[[ Source data, beginning ]]

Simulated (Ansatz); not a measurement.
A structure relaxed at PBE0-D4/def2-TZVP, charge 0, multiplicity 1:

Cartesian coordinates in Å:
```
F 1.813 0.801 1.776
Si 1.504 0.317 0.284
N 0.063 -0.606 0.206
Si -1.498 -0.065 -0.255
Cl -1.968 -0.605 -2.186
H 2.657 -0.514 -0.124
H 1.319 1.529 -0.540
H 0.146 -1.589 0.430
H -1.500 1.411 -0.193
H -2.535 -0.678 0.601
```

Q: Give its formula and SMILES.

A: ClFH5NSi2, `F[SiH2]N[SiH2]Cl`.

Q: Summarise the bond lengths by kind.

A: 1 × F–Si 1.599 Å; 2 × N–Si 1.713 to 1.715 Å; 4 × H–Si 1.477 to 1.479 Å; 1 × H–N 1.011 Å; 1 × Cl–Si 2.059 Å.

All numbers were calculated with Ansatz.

[[ Source data, end ]]

Action item: Go back to the listing above. Copy word for word the lines from the one with "Q: Give its formula and SMILES." through the one with "A: 1 × F–Si", and nothing more.

Response area:
Q: Give its formula and SMILES.

A: ClFH5NSi2, `F[SiH2]N[SiH2]Cl`.

Q: Summarise the bond lengths by kind.

A: 1 × F–Si 1.599 Å; 2 × N–Si 1.713 to 1.715 Å; 4 × H–Si 1.477 to 1.479 Å; 1 × H–N 1.011 Å; 1 × Cl–Si 2.059 Å.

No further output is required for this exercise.